→ **Work item**
Type the entries out once more. Match them exactly.

→ **Excerpted records**
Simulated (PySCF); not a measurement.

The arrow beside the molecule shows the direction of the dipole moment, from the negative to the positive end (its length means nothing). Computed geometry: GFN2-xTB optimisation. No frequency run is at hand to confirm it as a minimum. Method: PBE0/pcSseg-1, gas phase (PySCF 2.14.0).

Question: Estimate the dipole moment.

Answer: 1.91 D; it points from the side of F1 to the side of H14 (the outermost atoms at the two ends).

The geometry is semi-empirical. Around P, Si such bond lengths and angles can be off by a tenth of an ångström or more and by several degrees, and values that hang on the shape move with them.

→ **Result**
Simulated (PySCF); not a measurement.

The arrow beside the molecule shows the direction of the dipole moment, from the negative to the positive end (its length means nothing). Computed geometry: GFN2-xTB optimisation. No frequency run is at hand to confirm it as a minimum. Method: PBE0/pcSseg-1, gas phase (PySCF 2.14.0).

Question: Estimate the dipole moment.

Answer: 1.91 D; it points from the side of F1 to the side of H14 (the outermost atoms at the two ends).

The geometry is semi-empirical. Around P, Si such bond lengths and angles can be off by a tenth of an ångström or more and by several degrees, and values that hang on the shape move with them.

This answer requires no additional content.